▶ **Exercise**
Each line from the start of the records through the line containing "width 0.1 eV" is to be transcribed exactly, and no other line is to be included.

▶ **Information**
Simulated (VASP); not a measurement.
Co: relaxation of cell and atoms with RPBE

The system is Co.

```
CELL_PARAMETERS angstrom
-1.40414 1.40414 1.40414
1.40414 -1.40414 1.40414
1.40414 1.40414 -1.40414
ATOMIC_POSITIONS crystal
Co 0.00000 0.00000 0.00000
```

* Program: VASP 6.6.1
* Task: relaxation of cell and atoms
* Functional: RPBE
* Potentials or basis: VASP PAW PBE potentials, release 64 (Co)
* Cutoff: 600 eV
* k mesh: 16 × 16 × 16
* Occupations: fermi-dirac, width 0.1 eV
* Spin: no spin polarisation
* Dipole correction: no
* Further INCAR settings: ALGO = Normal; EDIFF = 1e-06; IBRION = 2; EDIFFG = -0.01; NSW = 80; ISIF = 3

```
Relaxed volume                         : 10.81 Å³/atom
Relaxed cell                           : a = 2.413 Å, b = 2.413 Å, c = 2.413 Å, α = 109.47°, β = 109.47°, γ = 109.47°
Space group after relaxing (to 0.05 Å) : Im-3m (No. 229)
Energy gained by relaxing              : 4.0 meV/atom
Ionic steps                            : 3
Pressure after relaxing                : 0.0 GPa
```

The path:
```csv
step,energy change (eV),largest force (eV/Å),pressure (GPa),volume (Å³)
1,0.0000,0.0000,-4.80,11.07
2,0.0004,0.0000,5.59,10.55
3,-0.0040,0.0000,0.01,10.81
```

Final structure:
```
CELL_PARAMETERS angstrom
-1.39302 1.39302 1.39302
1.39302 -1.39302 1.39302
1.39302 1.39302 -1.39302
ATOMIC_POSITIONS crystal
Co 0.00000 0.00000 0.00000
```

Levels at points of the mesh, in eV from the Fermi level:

▶ **Answer box**
Simulated (VASP); not a measurement.
Co: relaxation of cell and atoms with RPBE

The system is Co.

```
CELL_PARAMETERS angstrom
-1.40414 1.40414 1.40414
1.40414 -1.40414 1.40414
1.40414 1.40414 -1.40414
ATOMIC_POSITIONS crystal
Co 0.00000 0.00000 0.00000
```

* Program: VASP 6.6.1
* Task: relaxation of cell and atoms
* Functional: RPBE
* Potentials or basis: VASP PAW PBE potentials, release 64 (Co)
* Cutoff: 600 eV
* k mesh: 16 × 16 × 16
* Occupations: fermi-dirac, width 0.1 eV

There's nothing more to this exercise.